%%
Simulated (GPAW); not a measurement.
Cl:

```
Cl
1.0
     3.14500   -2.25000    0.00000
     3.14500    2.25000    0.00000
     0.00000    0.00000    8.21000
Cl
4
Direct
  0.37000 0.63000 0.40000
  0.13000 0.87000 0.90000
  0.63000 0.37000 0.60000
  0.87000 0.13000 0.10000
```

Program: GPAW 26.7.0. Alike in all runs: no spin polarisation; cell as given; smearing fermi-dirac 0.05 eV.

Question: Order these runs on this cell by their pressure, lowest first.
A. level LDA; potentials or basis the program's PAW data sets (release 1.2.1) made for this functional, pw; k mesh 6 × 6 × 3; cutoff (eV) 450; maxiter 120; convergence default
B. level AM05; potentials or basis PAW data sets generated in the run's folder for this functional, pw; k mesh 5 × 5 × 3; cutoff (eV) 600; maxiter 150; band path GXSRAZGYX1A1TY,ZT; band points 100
%%

WORK ITEM ->
Only the lines above starting at the line that holds "Program: GPAW 26.7.0." and ending at the line that holds "A. level LDA;" are to be repeated, exactly and in full.

YOUR SOLUTION ->
Program: GPAW 26.7.0. Alike in all runs: no spin polarisation; cell as given; smearing fermi-dirac 0.05 eV.

Question: Order these runs on this cell by their pressure, lowest first.
A. level LDA; potentials or basis the program's PAW data sets (release 1.2.1) made for this functional, pw; k mesh 6 × 6 × 3; cutoff (eV) 450; maxiter 120; convergence default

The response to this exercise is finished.